BRIEF. When you reach the line containing "Reference structure (relaxed" in the data below, begin returning lines exactly as written, and stop once the line containing "The cell holds" has been returned.

DATASET RECORDS.
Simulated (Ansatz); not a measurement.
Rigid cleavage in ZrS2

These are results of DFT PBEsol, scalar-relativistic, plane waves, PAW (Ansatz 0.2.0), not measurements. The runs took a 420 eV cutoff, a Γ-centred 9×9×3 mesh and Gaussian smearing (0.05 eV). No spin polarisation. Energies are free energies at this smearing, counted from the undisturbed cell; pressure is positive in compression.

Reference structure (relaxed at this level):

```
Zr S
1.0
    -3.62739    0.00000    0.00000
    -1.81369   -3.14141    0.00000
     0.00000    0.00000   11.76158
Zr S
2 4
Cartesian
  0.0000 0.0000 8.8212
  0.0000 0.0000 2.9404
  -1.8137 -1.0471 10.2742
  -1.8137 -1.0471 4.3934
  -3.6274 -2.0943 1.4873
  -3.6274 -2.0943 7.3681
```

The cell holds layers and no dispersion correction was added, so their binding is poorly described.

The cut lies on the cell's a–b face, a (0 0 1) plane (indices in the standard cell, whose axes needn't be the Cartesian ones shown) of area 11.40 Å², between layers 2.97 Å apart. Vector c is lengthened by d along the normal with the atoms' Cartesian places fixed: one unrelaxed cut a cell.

TASK ANSWER.
Reference structure (relaxed at this level):

```
Zr S
1.0
    -3.62739    0.00000    0.00000
    -1.81369   -3.14141    0.00000
     0.00000    0.00000   11.76158
Zr S
2 4
Cartesian
  0.0000 0.0000 8.8212
  0.0000 0.0000 2.9404
  -1.8137 -1.0471 10.2742
  -1.8137 -1.0471 4.3934
  -3.6274 -2.0943 1.4873
  -3.6274 -2.0943 7.3681
```

The cell holds layers and no dispersion correction was added, so their binding is poorly described.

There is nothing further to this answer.